### Activity
Write out the data exactly from its first line onward, ending with the line in which "### Step 1. The structure" appears.

__________

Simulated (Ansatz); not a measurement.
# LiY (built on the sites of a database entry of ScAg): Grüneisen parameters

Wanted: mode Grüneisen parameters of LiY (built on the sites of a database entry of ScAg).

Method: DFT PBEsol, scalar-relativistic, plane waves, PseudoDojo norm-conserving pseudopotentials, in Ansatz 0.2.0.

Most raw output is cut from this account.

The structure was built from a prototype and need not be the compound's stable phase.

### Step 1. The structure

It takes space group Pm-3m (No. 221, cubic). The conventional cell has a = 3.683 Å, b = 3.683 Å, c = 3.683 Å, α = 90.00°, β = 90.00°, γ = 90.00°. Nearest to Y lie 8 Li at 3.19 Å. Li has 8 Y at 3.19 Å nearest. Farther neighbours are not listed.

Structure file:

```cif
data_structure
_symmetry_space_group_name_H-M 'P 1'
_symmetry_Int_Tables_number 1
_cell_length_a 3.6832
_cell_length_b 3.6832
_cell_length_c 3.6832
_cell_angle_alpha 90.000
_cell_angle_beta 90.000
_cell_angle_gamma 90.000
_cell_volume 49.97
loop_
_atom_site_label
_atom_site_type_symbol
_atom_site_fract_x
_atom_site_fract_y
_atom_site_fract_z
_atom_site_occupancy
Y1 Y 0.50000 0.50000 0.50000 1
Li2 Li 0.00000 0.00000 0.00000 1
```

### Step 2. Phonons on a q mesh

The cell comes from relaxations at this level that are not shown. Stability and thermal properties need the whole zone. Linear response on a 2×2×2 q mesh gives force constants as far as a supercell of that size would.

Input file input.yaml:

__________

### Reply
Simulated (Ansatz); not a measurement.
# LiY (built on the sites of a database entry of ScAg): Grüneisen parameters

Wanted: mode Grüneisen parameters of LiY (built on the sites of a database entry of ScAg).

Method: DFT PBEsol, scalar-relativistic, plane waves, PseudoDojo norm-conserving pseudopotentials, in Ansatz 0.2.0.

Most raw output is cut from this account.

The structure was built from a prototype and need not be the compound's stable phase.

### Step 1. The structure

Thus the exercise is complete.